• Work order: Starting with the opening line of the material, restate every line word for word, and end on the line containing "Output of a".

Start of Data
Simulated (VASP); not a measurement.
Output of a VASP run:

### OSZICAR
End of Data

• Expected answer:
Simulated (VASP); not a measurement.
Output of a VASP run:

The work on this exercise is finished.